## Assignment
Only those lines running from the start of the listing below through the line that holds "A static U favours" are to be written out, exactly and in full.

=== Available data ===

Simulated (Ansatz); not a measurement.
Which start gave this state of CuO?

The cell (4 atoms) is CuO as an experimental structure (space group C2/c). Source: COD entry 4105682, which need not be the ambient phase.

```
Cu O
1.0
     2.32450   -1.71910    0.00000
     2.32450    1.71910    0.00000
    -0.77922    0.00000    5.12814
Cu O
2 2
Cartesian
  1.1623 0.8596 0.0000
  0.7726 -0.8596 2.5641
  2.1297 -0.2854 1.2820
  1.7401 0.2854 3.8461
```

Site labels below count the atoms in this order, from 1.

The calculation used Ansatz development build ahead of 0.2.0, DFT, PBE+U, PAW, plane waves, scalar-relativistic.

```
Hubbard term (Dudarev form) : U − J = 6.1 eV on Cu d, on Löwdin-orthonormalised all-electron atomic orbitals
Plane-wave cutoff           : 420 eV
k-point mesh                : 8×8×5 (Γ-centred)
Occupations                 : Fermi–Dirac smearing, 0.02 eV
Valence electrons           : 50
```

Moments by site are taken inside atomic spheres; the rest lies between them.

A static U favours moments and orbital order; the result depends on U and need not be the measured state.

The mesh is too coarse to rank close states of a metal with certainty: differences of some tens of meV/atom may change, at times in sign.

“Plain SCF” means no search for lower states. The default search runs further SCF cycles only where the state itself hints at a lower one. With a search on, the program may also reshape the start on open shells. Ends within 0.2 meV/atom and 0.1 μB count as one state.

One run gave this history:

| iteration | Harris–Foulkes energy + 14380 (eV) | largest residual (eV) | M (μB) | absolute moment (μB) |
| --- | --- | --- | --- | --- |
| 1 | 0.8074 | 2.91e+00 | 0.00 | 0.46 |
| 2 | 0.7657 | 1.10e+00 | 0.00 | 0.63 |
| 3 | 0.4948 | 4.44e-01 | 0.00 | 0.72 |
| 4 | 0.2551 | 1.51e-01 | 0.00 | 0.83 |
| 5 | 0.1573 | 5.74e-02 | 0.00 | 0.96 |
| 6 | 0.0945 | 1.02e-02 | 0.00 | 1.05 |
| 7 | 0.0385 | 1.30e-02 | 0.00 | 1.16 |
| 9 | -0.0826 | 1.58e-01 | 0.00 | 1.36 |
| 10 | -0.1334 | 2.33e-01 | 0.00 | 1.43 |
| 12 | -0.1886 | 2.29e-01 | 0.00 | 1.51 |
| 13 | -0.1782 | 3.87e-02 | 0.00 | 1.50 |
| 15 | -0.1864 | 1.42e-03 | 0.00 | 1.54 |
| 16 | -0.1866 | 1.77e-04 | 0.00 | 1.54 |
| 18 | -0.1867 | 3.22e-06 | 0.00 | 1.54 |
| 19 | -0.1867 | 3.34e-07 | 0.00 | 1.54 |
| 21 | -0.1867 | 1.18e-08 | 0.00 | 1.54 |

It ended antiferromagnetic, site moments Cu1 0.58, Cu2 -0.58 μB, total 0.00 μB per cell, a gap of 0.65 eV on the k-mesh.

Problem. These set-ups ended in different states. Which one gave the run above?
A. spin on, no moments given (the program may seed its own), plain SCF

===

## Written response
Simulated (Ansatz); not a measurement.
Which start gave this state of CuO?

The cell (4 atoms) is CuO as an experimental structure (space group C2/c). Source: COD entry 4105682, which need not be the ambient phase.

```
Cu O
1.0
     2.32450   -1.71910    0.00000
     2.32450    1.71910    0.00000
    -0.77922    0.00000    5.12814
Cu O
2 2
Cartesian
  1.1623 0.8596 0.0000
  0.7726 -0.8596 2.5641
  2.1297 -0.2854 1.2820
  1.7401 0.2854 3.8461
```

Site labels below count the atoms in this order, from 1.

The calculation used Ansatz development build ahead of 0.2.0, DFT, PBE+U, PAW, plane waves, scalar-relativistic.

```
Hubbard term (Dudarev form) : U − J = 6.1 eV on Cu d, on Löwdin-orthonormalised all-electron atomic orbitals
Plane-wave cutoff           : 420 eV
k-point mesh                : 8×8×5 (Γ-centred)
Occupations                 : Fermi–Dirac smearing, 0.02 eV
Valence electrons           : 50
```

Moments by site are taken inside atomic spheres; the rest lies between them.

A static U favours moments and orbital order; the result depends on U and need not be the measured state.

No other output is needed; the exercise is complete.